INFORMATION PROVIDED:
§
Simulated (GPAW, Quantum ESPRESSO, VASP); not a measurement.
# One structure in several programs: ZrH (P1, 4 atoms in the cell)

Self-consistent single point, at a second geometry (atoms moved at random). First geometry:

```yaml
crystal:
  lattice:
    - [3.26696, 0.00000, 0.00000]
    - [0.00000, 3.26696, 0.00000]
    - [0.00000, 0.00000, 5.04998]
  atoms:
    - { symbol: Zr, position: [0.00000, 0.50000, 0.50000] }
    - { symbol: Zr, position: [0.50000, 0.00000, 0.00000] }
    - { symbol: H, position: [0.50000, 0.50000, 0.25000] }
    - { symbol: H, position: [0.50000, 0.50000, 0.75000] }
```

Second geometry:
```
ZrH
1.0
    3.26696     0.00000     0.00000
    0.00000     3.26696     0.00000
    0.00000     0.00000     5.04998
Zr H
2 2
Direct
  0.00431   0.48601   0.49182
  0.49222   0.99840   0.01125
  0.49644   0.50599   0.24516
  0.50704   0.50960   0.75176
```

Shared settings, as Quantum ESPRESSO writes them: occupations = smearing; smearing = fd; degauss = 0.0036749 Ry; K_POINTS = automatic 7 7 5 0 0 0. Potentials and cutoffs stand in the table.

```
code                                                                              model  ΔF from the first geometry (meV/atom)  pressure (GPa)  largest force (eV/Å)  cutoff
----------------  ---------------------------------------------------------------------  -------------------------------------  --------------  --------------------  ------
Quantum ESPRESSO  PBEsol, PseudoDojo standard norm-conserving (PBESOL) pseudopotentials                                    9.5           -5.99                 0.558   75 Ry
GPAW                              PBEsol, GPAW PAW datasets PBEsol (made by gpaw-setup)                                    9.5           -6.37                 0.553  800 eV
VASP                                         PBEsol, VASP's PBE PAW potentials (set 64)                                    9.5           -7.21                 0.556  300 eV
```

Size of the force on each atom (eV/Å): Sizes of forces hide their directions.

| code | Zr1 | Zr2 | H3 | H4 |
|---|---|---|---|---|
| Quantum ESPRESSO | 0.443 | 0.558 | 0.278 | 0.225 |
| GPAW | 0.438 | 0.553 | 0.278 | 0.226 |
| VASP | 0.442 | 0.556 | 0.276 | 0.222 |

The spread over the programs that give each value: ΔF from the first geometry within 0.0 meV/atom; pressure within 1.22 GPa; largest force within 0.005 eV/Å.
§

Taking the entries above, write out exactly the lines starting with the line containing "0.278 | 0.225 |" and going on through the line containing "0.276 | 0.222 |", both included, and nothing else.

| Quantum ESPRESSO | 0.443 | 0.558 | 0.278 | 0.225 |
| GPAW | 0.438 | 0.553 | 0.278 | 0.226 |
| VASP | 0.442 | 0.556 | 0.276 | 0.222 |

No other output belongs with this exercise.